LISTED RECORDS:
☆ ☆ ☆
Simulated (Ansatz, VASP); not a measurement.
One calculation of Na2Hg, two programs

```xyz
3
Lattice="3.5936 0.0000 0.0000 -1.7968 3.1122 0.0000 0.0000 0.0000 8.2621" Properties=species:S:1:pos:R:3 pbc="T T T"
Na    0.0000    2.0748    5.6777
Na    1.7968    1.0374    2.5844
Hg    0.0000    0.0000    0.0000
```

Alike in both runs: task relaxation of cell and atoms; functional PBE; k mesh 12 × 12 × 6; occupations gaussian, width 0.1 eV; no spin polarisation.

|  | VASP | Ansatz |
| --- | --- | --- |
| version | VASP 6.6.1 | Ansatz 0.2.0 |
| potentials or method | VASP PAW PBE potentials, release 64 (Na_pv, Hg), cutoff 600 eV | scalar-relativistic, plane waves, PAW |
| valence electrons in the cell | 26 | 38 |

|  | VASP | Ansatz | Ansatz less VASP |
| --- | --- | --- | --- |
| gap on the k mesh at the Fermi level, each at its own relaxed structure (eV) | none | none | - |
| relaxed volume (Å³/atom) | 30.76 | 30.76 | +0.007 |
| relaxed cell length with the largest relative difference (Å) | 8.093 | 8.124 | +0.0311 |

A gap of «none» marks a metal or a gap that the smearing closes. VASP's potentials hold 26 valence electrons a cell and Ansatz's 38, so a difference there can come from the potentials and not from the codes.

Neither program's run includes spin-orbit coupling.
☆ ☆ ☆

WORK REQUEST: A word-for-word copy of the material is required.

TASK ANSWER:
Simulated (Ansatz, VASP); not a measurement.
One calculation of Na2Hg, two programs

```xyz
3
Lattice="3.5936 0.0000 0.0000 -1.7968 3.1122 0.0000 0.0000 0.0000 8.2621" Properties=species:S:1:pos:R:3 pbc="T T T"
Na    0.0000    2.0748    5.6777
Na    1.7968    1.0374    2.5844
Hg    0.0000    0.0000    0.0000
```

Alike in both runs: task relaxation of cell and atoms; functional PBE; k mesh 12 × 12 × 6; occupations gaussian, width 0.1 eV; no spin polarisation.

|  | VASP | Ansatz |
| --- | --- | --- |
| version | VASP 6.6.1 | Ansatz 0.2.0 |
| potentials or method | VASP PAW PBE potentials, release 64 (Na_pv, Hg), cutoff 600 eV | scalar-relativistic, plane waves, PAW |
| valence electrons in the cell | 26 | 38 |

|  | VASP | Ansatz | Ansatz less VASP |
| --- | --- | --- | --- |
| gap on the k mesh at the Fermi level, each at its own relaxed structure (eV) | none | none | - |
| relaxed volume (Å³/atom) | 30.76 | 30.76 | +0.007 |
| relaxed cell length with the largest relative difference (Å) | 8.093 | 8.124 | +0.0311 |

A gap of «none» marks a metal or a gap that the smearing closes. VASP's potentials hold 26 valence electrons a cell and Ansatz's 38, so a difference there can come from the potentials and not from the codes.

Neither program's run includes spin-orbit coupling.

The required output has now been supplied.